TASK ITEM
Exactly reproduce the data from its first line through the line with "sp3s* tight binding, nearest", leaving out every line after it.

EXTRACTED DATA
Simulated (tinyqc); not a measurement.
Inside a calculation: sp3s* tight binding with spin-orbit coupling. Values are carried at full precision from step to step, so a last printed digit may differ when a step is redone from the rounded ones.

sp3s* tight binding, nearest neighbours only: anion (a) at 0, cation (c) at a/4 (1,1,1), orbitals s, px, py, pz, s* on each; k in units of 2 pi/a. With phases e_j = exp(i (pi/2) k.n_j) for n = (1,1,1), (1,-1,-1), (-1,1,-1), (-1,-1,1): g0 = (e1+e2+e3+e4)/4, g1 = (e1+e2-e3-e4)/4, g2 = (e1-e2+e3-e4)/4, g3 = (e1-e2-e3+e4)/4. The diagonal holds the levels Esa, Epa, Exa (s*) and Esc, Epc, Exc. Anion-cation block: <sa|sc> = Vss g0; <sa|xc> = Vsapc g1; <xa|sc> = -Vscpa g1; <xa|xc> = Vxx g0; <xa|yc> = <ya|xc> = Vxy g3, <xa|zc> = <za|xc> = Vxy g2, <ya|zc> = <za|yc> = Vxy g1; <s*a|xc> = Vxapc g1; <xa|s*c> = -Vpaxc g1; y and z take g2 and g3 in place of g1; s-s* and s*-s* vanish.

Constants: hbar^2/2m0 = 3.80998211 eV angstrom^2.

TASK SOLUTION
Simulated (tinyqc); not a measurement.
Inside a calculation: sp3s* tight binding with spin-orbit coupling. Values are carried at full precision from step to step, so a last printed digit may differ when a step is redone from the rounded ones.

sp3s* tight binding, nearest neighbours only: anion (a) at 0, cation (c) at a/4 (1,1,1), orbitals s, px, py, pz, s* on each; k in units of 2 pi/a. With phases e_j = exp(i (pi/2) k.n_j) for n = (1,1,1), (1,-1,-1), (-1,1,-1), (-1,-1,1): g0 = (e1+e2+e3+e4)/4, g1 = (e1+e2-e3-e4)/4, g2 = (e1-e2+e3-e4)/4, g3 = (e1-e2-e3+e4)/4. The diagonal holds the levels Esa, Epa, Exa (s*) and Esc, Epc, Exc. Anion-cation block: <sa|sc> = Vss g0; <sa|xc> = Vsapc g1; <xa|sc> = -Vscpa g1; <xa|xc> = Vxx g0; <xa|yc> = <ya|xc> = Vxy g3, <xa|zc> = <za|xc> = Vxy g2, <ya|zc> = <za|yc> = Vxy g1; <s*a|xc> = Vxapc g1; <xa|s*c> = -Vpaxc g1; y and z take g2 and g3 in place of g1; s-s* and s*-s* vanish.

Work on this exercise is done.